- **DATA EXCERPTS**:
┄┄┄┄┄┄
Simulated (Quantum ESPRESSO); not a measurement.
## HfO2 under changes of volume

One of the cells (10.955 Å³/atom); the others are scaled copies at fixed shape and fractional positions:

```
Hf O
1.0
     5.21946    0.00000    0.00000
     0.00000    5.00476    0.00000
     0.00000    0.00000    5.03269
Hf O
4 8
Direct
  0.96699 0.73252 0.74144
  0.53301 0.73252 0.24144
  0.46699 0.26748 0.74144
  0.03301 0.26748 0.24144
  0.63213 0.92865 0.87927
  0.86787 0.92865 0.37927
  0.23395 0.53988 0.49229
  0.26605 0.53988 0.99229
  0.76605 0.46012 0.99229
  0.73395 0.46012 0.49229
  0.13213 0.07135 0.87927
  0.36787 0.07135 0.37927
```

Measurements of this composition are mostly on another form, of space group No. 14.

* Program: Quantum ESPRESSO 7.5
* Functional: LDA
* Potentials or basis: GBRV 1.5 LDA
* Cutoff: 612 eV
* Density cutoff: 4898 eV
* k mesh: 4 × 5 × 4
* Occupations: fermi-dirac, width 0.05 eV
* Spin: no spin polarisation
┄┄┄┄┄┄

A word-for-word copy of the entries, from the first line through the line containing "Measurements of this", is the whole answer.

Simulated (Quantum ESPRESSO); not a measurement.
## HfO2 under changes of volume

One of the cells (10.955 Å³/atom); the others are scaled copies at fixed shape and fractional positions:

```
Hf O
1.0
     5.21946    0.00000    0.00000
     0.00000    5.00476    0.00000
     0.00000    0.00000    5.03269
Hf O
4 8
Direct
  0.96699 0.73252 0.74144
  0.53301 0.73252 0.24144
  0.46699 0.26748 0.74144
  0.03301 0.26748 0.24144
  0.63213 0.92865 0.87927
  0.86787 0.92865 0.37927
  0.23395 0.53988 0.49229
  0.26605 0.53988 0.99229
  0.76605 0.46012 0.99229
  0.73395 0.46012 0.49229
  0.13213 0.07135 0.87927
  0.36787 0.07135 0.37927
```

Measurements of this composition are mostly on another form, of space group No. 14.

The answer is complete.